Line by line, transcribe the data shown below.

┄┄┄┄┄┄

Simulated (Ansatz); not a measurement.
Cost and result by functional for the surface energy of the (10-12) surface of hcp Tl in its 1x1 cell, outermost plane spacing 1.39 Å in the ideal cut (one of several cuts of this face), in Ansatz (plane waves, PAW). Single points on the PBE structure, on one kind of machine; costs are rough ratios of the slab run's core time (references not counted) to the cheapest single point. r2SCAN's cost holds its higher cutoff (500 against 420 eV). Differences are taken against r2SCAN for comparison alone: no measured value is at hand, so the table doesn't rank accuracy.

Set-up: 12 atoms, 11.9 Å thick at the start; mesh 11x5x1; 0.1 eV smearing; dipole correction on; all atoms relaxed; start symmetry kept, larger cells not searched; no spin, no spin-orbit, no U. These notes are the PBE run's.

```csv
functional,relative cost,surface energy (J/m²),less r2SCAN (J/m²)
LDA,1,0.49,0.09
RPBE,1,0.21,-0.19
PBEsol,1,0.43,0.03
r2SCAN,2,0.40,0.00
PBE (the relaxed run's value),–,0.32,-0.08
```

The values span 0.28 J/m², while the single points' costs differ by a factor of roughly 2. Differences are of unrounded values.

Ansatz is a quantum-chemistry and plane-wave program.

┄┄┄┄┄┄

### EXERCISE RESULT:
Simulated (Ansatz); not a measurement.
Cost and result by functional for the surface energy of the (10-12) surface of hcp Tl in its 1x1 cell, outermost plane spacing 1.39 Å in the ideal cut (one of several cuts of this face), in Ansatz (plane waves, PAW). Single points on the PBE structure, on one kind of machine; costs are rough ratios of the slab run's core time (references not counted) to the cheapest single point. r2SCAN's cost holds its higher cutoff (500 against 420 eV). Differences are taken against r2SCAN for comparison alone: no measured value is at hand, so the table doesn't rank accuracy.

Set-up: 12 atoms, 11.9 Å thick at the start; mesh 11x5x1; 0.1 eV smearing; dipole correction on; all atoms relaxed; start symmetry kept, larger cells not searched; no spin, no spin-orbit, no U. These notes are the PBE run's.

```csv
functional,relative cost,surface energy (J/m²),less r2SCAN (J/m²)
LDA,1,0.49,0.09
RPBE,1,0.21,-0.19
PBEsol,1,0.43,0.03
r2SCAN,2,0.40,0.00
PBE (the relaxed run's value),–,0.32,-0.08
```

The values span 0.28 J/m², while the single points' costs differ by a factor of roughly 2. Differences are of unrounded values.

Ansatz is a quantum-chemistry and plane-wave program.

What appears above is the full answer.